### WORK REQUEST
Please write out word for word the opening lines of the material, including the line with "0.4 | 0.25 |" as the last.

------------------------------------------------------------------------

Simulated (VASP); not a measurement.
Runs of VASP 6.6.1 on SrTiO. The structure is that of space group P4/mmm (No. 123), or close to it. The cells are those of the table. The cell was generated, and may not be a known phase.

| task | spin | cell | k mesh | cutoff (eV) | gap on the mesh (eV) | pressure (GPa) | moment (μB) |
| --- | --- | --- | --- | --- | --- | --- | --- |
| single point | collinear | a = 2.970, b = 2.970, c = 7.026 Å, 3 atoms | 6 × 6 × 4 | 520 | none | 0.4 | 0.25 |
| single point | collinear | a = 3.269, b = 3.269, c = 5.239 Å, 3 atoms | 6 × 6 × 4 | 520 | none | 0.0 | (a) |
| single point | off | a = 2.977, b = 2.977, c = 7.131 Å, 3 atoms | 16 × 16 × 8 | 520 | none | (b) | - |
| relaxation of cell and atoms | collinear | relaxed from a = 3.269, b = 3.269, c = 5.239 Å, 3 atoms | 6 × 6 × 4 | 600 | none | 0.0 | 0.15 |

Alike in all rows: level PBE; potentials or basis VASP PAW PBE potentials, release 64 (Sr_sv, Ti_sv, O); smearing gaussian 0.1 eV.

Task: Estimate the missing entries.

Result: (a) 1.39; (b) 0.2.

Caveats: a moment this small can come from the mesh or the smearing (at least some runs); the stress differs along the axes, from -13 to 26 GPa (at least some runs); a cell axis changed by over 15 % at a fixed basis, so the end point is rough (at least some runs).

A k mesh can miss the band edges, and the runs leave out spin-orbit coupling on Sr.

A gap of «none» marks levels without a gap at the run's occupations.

------------------------------------------------------------------------

### TASK ANSWER
Simulated (VASP); not a measurement.
Runs of VASP 6.6.1 on SrTiO. The structure is that of space group P4/mmm (No. 123), or close to it. The cells are those of the table. The cell was generated, and may not be a known phase.

| task | spin | cell | k mesh | cutoff (eV) | gap on the mesh (eV) | pressure (GPa) | moment (μB) |
| --- | --- | --- | --- | --- | --- | --- | --- |
| single point | collinear | a = 2.970, b = 2.970, c = 7.026 Å, 3 atoms | 6 × 6 × 4 | 520 | none | 0.4 | 0.25 |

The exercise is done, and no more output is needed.